● PROVIDED MATERIAL:

>>

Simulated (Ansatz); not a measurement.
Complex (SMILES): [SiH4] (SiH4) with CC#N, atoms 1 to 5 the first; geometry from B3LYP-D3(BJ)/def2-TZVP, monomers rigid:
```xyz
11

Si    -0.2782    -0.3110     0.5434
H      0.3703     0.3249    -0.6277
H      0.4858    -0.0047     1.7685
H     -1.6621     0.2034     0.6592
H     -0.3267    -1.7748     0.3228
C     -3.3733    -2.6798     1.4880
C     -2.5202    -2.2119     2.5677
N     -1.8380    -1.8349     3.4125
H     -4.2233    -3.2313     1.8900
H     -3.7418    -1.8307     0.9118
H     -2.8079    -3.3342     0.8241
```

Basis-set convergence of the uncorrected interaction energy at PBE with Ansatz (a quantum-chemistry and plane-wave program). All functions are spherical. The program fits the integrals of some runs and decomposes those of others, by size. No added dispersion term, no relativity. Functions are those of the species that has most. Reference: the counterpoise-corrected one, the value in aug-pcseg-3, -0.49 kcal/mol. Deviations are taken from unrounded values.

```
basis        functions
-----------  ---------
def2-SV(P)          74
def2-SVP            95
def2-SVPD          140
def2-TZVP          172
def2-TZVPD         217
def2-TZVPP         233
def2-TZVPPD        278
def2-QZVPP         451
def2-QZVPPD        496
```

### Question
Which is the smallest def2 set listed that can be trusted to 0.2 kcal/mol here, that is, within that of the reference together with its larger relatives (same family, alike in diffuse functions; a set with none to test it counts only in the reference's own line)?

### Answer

<<

Please write out each line of the listing above exactly.

Simulated (Ansatz); not a measurement.
Complex (SMILES): [SiH4] (SiH4) with CC#N, atoms 1 to 5 the first; geometry from B3LYP-D3(BJ)/def2-TZVP, monomers rigid:
```xyz
11

Si    -0.2782    -0.3110     0.5434
H      0.3703     0.3249    -0.6277
H      0.4858    -0.0047     1.7685
H     -1.6621     0.2034     0.6592
H     -0.3267    -1.7748     0.3228
C     -3.3733    -2.6798     1.4880
C     -2.5202    -2.2119     2.5677
N     -1.8380    -1.8349     3.4125
H     -4.2233    -3.2313     1.8900
H     -3.7418    -1.8307     0.9118
H     -2.8079    -3.3342     0.8241
```

Basis-set convergence of the uncorrected interaction energy at PBE with Ansatz (a quantum-chemistry and plane-wave program). All functions are spherical. The program fits the integrals of some runs and decomposes those of others, by size. No added dispersion term, no relativity. Functions are those of the species that has most. Reference: the counterpoise-corrected one, the value in aug-pcseg-3, -0.49 kcal/mol. Deviations are taken from unrounded values.

```
basis        functions
-----------  ---------
def2-SV(P)          74
def2-SVP            95
def2-SVPD          140
def2-TZVP          172
def2-TZVPD         217
def2-TZVPP         233
def2-TZVPPD        278
def2-QZVPP         451
def2-QZVPPD        496
```

### Question
Which is the smallest def2 set listed that can be trusted to 0.2 kcal/mol here, that is, within that of the reference together with its larger relatives (same family, alike in diffuse functions; a set with none to test it counts only in the reference's own line)?

### Answer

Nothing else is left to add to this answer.